[[ DATA EXTRACT, beginning ]]

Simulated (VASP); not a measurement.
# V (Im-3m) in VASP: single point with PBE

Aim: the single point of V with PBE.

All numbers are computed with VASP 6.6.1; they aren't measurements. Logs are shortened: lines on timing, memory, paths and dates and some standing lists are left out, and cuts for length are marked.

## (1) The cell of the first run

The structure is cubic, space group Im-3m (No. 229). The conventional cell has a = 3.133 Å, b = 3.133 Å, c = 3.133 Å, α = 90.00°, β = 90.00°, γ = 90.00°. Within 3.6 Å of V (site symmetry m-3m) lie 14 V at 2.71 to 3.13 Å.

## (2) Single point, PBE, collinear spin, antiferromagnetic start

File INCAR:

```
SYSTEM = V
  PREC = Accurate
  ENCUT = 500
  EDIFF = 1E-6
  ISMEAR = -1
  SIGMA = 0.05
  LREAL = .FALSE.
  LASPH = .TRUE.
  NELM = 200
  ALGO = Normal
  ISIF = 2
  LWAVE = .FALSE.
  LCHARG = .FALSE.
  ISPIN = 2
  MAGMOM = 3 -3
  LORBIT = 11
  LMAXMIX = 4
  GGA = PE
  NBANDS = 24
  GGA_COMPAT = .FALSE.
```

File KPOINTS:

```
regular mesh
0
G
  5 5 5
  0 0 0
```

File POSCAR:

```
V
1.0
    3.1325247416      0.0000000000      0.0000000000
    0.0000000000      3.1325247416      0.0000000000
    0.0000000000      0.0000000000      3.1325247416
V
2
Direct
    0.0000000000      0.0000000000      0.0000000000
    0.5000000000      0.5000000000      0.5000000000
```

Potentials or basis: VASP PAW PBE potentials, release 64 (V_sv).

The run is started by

[[ DATA EXTRACT, end ]]

> ASSIGNED TASK
Using the listing above, please repeat every entry exactly.

> TASK SOLUTION
Simulated (VASP); not a measurement.
# V (Im-3m) in VASP: single point with PBE

Aim: the single point of V with PBE.

All numbers are computed with VASP 6.6.1; they aren't measurements. Logs are shortened: lines on timing, memory, paths and dates and some standing lists are left out, and cuts for length are marked.

## (1) The cell of the first run

The structure is cubic, space group Im-3m (No. 229). The conventional cell has a = 3.133 Å, b = 3.133 Å, c = 3.133 Å, α = 90.00°, β = 90.00°, γ = 90.00°. Within 3.6 Å of V (site symmetry m-3m) lie 14 V at 2.71 to 3.13 Å.

## (2) Single point, PBE, collinear spin, antiferromagnetic start

File INCAR:

```
SYSTEM = V
  PREC = Accurate
  ENCUT = 500
  EDIFF = 1E-6
  ISMEAR = -1
  SIGMA = 0.05
  LREAL = .FALSE.
  LASPH = .TRUE.
  NELM = 200
  ALGO = Normal
  ISIF = 2
  LWAVE = .FALSE.
  LCHARG = .FALSE.
  ISPIN = 2
  MAGMOM = 3 -3
  LORBIT = 11
  LMAXMIX = 4
  GGA = PE
  NBANDS = 24
  GGA_COMPAT = .FALSE.
```

File KPOINTS:

```
regular mesh
0
G
  5 5 5
  0 0 0
```

File POSCAR:

```
V
1.0
    3.1325247416      0.0000000000      0.0000000000
    0.0000000000      3.1325247416      0.0000000000
    0.0000000000      0.0000000000      3.1325247416
V
2
Direct
    0.0000000000      0.0000000000      0.0000000000
    0.5000000000      0.5000000000      0.5000000000
```

Potentials or basis: VASP PAW PBE potentials, release 64 (V_sv).

The run is started by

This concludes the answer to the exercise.